**EXCERPTED DATA**.
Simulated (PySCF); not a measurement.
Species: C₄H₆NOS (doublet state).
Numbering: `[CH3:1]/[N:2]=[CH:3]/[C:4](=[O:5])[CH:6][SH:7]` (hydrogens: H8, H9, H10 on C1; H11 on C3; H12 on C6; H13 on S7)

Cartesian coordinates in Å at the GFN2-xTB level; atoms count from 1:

**ASSIGNMENT**.
Print the listing exactly. Every line must match.

**YOUR RESPONSE**.
Simulated (PySCF); not a measurement.
Species: C₄H₆NOS (doublet state).
Numbering: `[CH3:1]/[N:2]=[CH:3]/[C:4](=[O:5])[CH:6][SH:7]` (hydrogens: H8, H9, H10 on C1; H11 on C3; H12 on C6; H13 on S7)

Cartesian coordinates in Å at the GFN2-xTB level; atoms count from 1:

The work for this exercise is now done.